> Required action: All entries should be output exactly as they stand.

————

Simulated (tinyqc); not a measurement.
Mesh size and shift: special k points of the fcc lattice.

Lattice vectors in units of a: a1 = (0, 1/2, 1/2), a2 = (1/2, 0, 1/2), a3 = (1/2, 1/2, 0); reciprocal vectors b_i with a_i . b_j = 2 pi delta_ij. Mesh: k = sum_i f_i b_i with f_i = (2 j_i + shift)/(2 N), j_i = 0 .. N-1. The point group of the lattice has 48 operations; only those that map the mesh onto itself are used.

————

> Exercise solution:
Simulated (tinyqc); not a measurement.
Mesh size and shift: special k points of the fcc lattice.

Lattice vectors in units of a: a1 = (0, 1/2, 1/2), a2 = (1/2, 0, 1/2), a3 = (1/2, 1/2, 0); reciprocal vectors b_i with a_i . b_j = 2 pi delta_ij. Mesh: k = sum_i f_i b_i with f_i = (2 j_i + shift)/(2 N), j_i = 0 .. N-1. The point group of the lattice has 48 operations; only those that map the mesh onto itself are used.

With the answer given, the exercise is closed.